# Dataset extract
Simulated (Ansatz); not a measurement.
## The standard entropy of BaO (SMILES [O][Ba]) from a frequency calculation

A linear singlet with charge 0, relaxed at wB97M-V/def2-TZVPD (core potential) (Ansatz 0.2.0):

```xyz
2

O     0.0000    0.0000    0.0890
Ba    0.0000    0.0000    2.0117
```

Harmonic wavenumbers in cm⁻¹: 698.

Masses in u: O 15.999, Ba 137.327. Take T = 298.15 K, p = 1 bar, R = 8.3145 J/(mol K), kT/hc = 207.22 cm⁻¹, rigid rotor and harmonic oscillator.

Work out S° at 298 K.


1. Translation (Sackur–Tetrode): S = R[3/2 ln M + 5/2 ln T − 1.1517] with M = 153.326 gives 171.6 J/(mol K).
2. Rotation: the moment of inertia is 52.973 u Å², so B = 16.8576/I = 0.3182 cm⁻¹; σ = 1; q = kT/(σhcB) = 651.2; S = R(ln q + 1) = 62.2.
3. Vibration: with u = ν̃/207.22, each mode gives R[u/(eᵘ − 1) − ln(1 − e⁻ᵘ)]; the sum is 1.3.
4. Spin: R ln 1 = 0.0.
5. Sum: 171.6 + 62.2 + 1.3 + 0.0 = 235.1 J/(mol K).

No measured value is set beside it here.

# Action item
Return a word-for-word copy of the lines above from the one holding "## The standard" through the one holding "4. Spin: R ln 1 = 0.0.", with both of them included and nothing besides.

# Result
## The standard entropy of BaO (SMILES [O][Ba]) from a frequency calculation

A linear singlet with charge 0, relaxed at wB97M-V/def2-TZVPD (core potential) (Ansatz 0.2.0):

```xyz
2

O     0.0000    0.0000    0.0890
Ba    0.0000    0.0000    2.0117
```

Harmonic wavenumbers in cm⁻¹: 698.

Masses in u: O 15.999, Ba 137.327. Take T = 298.15 K, p = 1 bar, R = 8.3145 J/(mol K), kT/hc = 207.22 cm⁻¹, rigid rotor and harmonic oscillator.

Work out S° at 298 K.


1. Translation (Sackur–Tetrode): S = R[3/2 ln M + 5/2 ln T − 1.1517] with M = 153.326 gives 171.6 J/(mol K).
2. Rotation: the moment of inertia is 52.973 u Å², so B = 16.8576/I = 0.3182 cm⁻¹; σ = 1; q = kT/(σhcB) = 651.2; S = R(ln q + 1) = 62.2.
3. Vibration: with u = ν̃/207.22, each mode gives R[u/(eᵘ − 1) − ln(1 − e⁻ᵘ)]; the sum is 1.3.
4. Spin: R ln 1 = 0.0.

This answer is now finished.